#### [Data section]
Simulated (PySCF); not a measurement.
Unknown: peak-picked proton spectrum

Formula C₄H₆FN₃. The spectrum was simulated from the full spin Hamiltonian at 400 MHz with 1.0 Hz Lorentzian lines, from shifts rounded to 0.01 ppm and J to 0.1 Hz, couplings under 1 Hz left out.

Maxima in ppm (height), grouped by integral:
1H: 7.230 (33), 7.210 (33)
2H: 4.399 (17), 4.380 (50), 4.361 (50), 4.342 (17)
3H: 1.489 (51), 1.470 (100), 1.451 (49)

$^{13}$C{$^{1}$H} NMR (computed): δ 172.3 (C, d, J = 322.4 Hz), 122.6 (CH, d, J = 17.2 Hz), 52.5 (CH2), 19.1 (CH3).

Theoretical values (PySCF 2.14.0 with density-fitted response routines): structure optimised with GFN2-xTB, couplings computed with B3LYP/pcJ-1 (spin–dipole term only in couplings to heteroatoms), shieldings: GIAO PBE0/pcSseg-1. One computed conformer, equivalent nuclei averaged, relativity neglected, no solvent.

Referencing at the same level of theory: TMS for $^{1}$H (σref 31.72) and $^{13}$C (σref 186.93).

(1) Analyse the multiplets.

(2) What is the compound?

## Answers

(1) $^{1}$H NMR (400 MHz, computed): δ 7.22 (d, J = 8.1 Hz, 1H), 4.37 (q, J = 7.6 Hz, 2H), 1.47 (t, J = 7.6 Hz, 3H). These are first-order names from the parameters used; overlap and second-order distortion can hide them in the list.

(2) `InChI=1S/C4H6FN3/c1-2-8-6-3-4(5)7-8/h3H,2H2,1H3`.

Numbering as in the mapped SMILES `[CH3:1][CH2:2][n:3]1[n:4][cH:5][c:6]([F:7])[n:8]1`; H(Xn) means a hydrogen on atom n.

#### [Assigned task]
Taking the records from the top, repeat each line exactly until you have repeated the line that contains "Maxima in ppm".

#### [Answer section]
Simulated (PySCF); not a measurement.
Unknown: peak-picked proton spectrum

Formula C₄H₆FN₃. The spectrum was simulated from the full spin Hamiltonian at 400 MHz with 1.0 Hz Lorentzian lines, from shifts rounded to 0.01 ppm and J to 0.1 Hz, couplings under 1 Hz left out.

Maxima in ppm (height), grouped by integral:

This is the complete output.